Work task ::
Would you please transcribe the entire listing exactly?

Raw data ::
------------------------------------------------

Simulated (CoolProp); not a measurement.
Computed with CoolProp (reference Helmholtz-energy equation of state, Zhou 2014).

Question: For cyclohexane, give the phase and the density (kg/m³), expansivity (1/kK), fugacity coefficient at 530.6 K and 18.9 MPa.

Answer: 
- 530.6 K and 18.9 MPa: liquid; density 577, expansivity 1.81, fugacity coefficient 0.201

------------------------------------------------

Written solution ::
Simulated (CoolProp); not a measurement.
Computed with CoolProp (reference Helmholtz-energy equation of state, Zhou 2014).

Question: For cyclohexane, give the phase and the density (kg/m³), expansivity (1/kK), fugacity coefficient at 530.6 K and 18.9 MPa.

Answer: 
- 530.6 K and 18.9 MPa: liquid; density 577, expansivity 1.81, fugacity coefficient 0.201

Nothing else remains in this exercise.